* LISTED RECORDS *
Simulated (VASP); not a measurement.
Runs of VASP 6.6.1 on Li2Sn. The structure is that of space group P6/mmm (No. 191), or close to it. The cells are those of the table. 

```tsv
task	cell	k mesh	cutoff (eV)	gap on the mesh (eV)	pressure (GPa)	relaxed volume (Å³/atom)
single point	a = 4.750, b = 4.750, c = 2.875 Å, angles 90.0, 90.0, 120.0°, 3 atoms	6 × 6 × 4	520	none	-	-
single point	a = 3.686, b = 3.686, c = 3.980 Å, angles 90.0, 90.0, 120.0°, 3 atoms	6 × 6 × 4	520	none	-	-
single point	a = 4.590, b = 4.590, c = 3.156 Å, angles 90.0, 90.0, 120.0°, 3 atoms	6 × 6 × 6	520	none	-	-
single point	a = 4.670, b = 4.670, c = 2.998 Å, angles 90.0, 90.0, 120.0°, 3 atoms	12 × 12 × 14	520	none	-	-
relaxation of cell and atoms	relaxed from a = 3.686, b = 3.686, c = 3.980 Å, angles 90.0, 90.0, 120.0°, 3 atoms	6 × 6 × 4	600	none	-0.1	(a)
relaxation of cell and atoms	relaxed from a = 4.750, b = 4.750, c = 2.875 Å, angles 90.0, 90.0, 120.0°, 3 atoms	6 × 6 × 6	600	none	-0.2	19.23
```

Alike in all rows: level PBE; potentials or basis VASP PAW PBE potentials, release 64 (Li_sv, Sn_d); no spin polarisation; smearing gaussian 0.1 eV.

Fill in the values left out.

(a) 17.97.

* ACTION ITEM *
Only one part of the material above is to be transcribed, namely the lines starting with the line that has "Runs of VASP" and going on through the line that has "Fill in the values left out.", exactly as they stand.

* RESPONSE *
Runs of VASP 6.6.1 on Li2Sn. The structure is that of space group P6/mmm (No. 191), or close to it. The cells are those of the table. 

```tsv
task	cell	k mesh	cutoff (eV)	gap on the mesh (eV)	pressure (GPa)	relaxed volume (Å³/atom)
single point	a = 4.750, b = 4.750, c = 2.875 Å, angles 90.0, 90.0, 120.0°, 3 atoms	6 × 6 × 4	520	none	-	-
single point	a = 3.686, b = 3.686, c = 3.980 Å, angles 90.0, 90.0, 120.0°, 3 atoms	6 × 6 × 4	520	none	-	-
single point	a = 4.590, b = 4.590, c = 3.156 Å, angles 90.0, 90.0, 120.0°, 3 atoms	6 × 6 × 6	520	none	-	-
single point	a = 4.670, b = 4.670, c = 2.998 Å, angles 90.0, 90.0, 120.0°, 3 atoms	12 × 12 × 14	520	none	-	-
relaxation of cell and atoms	relaxed from a = 3.686, b = 3.686, c = 3.980 Å, angles 90.0, 90.0, 120.0°, 3 atoms	6 × 6 × 4	600	none	-0.1	(a)
relaxation of cell and atoms	relaxed from a = 4.750, b = 4.750, c = 2.875 Å, angles 90.0, 90.0, 120.0°, 3 atoms	6 × 6 × 6	600	none	-0.2	19.23
```

Alike in all rows: level PBE; potentials or basis VASP PAW PBE potentials, release 64 (Li_sv, Sn_d); no spin polarisation; smearing gaussian 0.1 eV.

Fill in the values left out.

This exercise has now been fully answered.